====
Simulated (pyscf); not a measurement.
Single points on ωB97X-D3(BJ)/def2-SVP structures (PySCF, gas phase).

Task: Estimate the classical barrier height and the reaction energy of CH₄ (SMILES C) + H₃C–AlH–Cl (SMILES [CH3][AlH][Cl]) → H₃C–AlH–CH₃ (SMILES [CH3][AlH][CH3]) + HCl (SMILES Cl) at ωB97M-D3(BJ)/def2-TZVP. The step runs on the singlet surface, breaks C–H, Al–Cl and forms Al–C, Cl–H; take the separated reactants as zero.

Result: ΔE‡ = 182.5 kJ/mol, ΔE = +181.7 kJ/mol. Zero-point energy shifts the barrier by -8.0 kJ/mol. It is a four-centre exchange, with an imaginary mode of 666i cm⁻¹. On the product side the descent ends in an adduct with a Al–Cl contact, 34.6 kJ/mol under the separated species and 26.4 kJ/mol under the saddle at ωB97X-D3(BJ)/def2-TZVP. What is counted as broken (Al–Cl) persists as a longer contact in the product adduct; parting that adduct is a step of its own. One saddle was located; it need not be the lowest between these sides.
====

Copy out the lines above word for word, stopping after the line containing "Task: Estimate the".

Simulated (pyscf); not a measurement.
Single points on ωB97X-D3(BJ)/def2-SVP structures (PySCF, gas phase).

Task: Estimate the classical barrier height and the reaction energy of CH₄ (SMILES C) + H₃C–AlH–Cl (SMILES [CH3][AlH][Cl]) → H₃C–AlH–CH₃ (SMILES [CH3][AlH][CH3]) + HCl (SMILES Cl) at ωB97M-D3(BJ)/def2-TZVP. The step runs on the singlet surface, breaks C–H, Al–Cl and forms Al–C, Cl–H; take the separated reactants as zero.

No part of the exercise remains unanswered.